◆ WORK TASK ◆
Go through the entries below from the first line and transcribe each one exactly, ending with the line that contains "Estimate the wall time of this run.".

◆ THE DATA ◆
+ + + +
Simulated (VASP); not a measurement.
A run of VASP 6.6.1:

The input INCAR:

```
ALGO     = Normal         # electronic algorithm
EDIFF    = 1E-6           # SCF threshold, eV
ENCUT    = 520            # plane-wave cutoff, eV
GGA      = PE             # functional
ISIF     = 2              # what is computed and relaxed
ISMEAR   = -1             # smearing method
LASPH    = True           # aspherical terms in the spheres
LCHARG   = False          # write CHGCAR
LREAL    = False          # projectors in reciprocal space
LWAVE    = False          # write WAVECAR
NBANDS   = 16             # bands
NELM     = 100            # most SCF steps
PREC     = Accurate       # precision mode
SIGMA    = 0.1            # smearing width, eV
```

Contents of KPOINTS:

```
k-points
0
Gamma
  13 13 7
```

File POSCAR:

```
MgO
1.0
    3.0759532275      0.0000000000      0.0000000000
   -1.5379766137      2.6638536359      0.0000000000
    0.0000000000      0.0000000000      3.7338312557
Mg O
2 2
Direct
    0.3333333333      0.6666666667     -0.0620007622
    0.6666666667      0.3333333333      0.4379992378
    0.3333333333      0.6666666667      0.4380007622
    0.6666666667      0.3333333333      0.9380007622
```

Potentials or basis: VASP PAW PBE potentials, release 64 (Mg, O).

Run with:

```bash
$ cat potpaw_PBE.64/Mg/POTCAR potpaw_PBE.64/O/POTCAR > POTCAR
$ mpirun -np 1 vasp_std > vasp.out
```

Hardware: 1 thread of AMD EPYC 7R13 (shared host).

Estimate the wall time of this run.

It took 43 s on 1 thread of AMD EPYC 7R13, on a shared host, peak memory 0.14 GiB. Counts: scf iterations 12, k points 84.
+ + + +

◆ TASK ANSWER ◆
Simulated (VASP); not a measurement.
A run of VASP 6.6.1:

The input INCAR:

```
ALGO     = Normal         # electronic algorithm
EDIFF    = 1E-6           # SCF threshold, eV
ENCUT    = 520            # plane-wave cutoff, eV
GGA      = PE             # functional
ISIF     = 2              # what is computed and relaxed
ISMEAR   = -1             # smearing method
LASPH    = True           # aspherical terms in the spheres
LCHARG   = False          # write CHGCAR
LREAL    = False          # projectors in reciprocal space
LWAVE    = False          # write WAVECAR
NBANDS   = 16             # bands
NELM     = 100            # most SCF steps
PREC     = Accurate       # precision mode
SIGMA    = 0.1            # smearing width, eV
```

Contents of KPOINTS:

```
k-points
0
Gamma
  13 13 7
```

File POSCAR:

```
MgO
1.0
    3.0759532275      0.0000000000      0.0000000000
   -1.5379766137      2.6638536359      0.0000000000
    0.0000000000      0.0000000000      3.7338312557
Mg O
2 2
Direct
    0.3333333333      0.6666666667     -0.0620007622
    0.6666666667      0.3333333333      0.4379992378
    0.3333333333      0.6666666667      0.4380007622
    0.6666666667      0.3333333333      0.9380007622
```

Potentials or basis: VASP PAW PBE potentials, release 64 (Mg, O).

Run with:

```bash
$ cat potpaw_PBE.64/Mg/POTCAR potpaw_PBE.64/O/POTCAR > POTCAR
$ mpirun -np 1 vasp_std > vasp.out
```

Hardware: 1 thread of AMD EPYC 7R13 (shared host).

Estimate the wall time of this run.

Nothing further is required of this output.